▶ _Requirement_
The expected output is the first line of the data below and every line after it, up to and including the line containing "At the start: pressure", each reproduced exactly.

■ ■ ■ ■

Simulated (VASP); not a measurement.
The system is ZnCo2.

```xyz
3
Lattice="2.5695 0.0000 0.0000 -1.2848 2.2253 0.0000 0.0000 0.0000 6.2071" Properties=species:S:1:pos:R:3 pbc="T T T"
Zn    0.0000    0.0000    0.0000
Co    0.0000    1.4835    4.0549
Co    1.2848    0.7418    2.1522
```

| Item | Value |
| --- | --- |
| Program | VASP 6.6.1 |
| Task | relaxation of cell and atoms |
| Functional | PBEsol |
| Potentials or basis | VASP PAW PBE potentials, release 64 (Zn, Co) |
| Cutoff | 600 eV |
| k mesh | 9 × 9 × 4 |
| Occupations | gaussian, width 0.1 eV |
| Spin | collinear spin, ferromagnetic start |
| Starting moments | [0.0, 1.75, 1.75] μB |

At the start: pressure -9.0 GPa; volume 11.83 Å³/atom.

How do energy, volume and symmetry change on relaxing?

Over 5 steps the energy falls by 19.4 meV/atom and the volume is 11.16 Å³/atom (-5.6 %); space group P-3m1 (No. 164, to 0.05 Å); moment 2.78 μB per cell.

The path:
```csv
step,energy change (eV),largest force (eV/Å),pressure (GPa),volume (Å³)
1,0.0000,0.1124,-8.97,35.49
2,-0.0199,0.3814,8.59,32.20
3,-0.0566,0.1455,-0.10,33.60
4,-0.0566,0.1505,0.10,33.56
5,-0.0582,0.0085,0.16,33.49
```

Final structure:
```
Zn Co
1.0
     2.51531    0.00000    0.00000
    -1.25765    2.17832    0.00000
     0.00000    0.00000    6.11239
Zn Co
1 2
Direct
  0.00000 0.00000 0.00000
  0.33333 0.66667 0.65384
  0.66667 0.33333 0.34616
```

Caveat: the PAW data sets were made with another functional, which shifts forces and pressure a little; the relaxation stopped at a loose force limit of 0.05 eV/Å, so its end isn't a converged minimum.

■ ■ ■ ■

▶ _Task response_
Simulated (VASP); not a measurement.
The system is ZnCo2.

```xyz
3
Lattice="2.5695 0.0000 0.0000 -1.2848 2.2253 0.0000 0.0000 0.0000 6.2071" Properties=species:S:1:pos:R:3 pbc="T T T"
Zn    0.0000    0.0000    0.0000
Co    0.0000    1.4835    4.0549
Co    1.2848    0.7418    2.1522
```

| Item | Value |
| --- | --- |
| Program | VASP 6.6.1 |
| Task | relaxation of cell and atoms |
| Functional | PBEsol |
| Potentials or basis | VASP PAW PBE potentials, release 64 (Zn, Co) |
| Cutoff | 600 eV |
| k mesh | 9 × 9 × 4 |
| Occupations | gaussian, width 0.1 eV |
| Spin | collinear spin, ferromagnetic start |
| Starting moments | [0.0, 1.75, 1.75] μB |

At the start: pressure -9.0 GPa; volume 11.83 Å³/atom.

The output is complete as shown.